**Activity**. Write out exactly the lines of the material below, beginning at the top and ending at the line that contains "# Gallium, alpha-Ga".

Top of Stored data

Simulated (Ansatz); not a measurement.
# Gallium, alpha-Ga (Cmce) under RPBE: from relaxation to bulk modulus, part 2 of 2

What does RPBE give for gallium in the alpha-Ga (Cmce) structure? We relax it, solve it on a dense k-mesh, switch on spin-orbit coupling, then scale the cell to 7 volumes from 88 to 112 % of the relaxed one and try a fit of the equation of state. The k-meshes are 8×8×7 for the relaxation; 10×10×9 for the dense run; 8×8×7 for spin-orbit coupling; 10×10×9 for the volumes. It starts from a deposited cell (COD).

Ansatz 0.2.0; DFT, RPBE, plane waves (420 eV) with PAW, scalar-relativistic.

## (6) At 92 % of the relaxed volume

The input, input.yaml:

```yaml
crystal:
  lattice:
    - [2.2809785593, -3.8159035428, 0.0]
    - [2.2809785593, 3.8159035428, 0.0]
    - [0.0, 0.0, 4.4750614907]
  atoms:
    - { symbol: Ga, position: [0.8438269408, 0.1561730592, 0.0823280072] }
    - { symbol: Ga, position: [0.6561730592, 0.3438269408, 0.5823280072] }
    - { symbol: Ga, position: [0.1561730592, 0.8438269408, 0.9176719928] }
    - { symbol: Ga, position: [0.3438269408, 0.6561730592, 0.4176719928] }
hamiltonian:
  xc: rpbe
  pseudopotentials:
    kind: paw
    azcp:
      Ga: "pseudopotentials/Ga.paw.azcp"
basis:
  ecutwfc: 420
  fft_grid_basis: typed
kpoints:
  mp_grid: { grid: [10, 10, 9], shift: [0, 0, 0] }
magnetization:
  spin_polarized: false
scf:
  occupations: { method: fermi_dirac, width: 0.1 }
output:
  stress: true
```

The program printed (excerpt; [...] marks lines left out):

Bottom of Stored data

**Expected answer**.
Simulated (Ansatz); not a measurement.
# Gallium, alpha-Ga (Cmce) under RPBE: from relaxation to bulk modulus, part 2 of 2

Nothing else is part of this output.